ASSIGNED TASK – All lines up to and including the one that contains "Question: Where would" are to be transcribed exactly, starting from the first line of the records.

RECORD EXTRACTS section start
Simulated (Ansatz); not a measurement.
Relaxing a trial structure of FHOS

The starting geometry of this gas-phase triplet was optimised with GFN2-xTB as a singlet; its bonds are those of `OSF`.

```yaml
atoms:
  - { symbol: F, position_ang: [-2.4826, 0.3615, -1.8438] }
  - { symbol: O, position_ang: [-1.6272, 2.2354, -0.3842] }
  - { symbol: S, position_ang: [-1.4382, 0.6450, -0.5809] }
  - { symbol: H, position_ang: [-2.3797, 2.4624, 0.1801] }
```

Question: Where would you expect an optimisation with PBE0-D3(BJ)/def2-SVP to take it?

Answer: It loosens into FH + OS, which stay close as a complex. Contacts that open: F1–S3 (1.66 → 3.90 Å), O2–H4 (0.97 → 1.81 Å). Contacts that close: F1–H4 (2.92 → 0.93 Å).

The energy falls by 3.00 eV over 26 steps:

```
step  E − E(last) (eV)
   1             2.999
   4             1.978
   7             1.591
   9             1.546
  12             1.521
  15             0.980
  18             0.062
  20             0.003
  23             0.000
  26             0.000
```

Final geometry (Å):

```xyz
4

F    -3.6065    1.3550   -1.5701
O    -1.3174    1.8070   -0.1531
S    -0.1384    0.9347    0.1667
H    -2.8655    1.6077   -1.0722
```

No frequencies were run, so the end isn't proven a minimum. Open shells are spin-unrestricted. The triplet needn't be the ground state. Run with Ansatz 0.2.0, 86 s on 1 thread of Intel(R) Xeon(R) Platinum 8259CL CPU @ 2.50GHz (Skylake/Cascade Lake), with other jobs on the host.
RECORD EXTRACTS section end

PROBLEM SOLUTION –
Simulated (Ansatz); not a measurement.
Relaxing a trial structure of FHOS

The starting geometry of this gas-phase triplet was optimised with GFN2-xTB as a singlet; its bonds are those of `OSF`.

```yaml
atoms:
  - { symbol: F, position_ang: [-2.4826, 0.3615, -1.8438] }
  - { symbol: O, position_ang: [-1.6272, 2.2354, -0.3842] }
  - { symbol: S, position_ang: [-1.4382, 0.6450, -0.5809] }
  - { symbol: H, position_ang: [-2.3797, 2.4624, 0.1801] }
```

Question: Where would you expect an optimisation with PBE0-D3(BJ)/def2-SVP to take it?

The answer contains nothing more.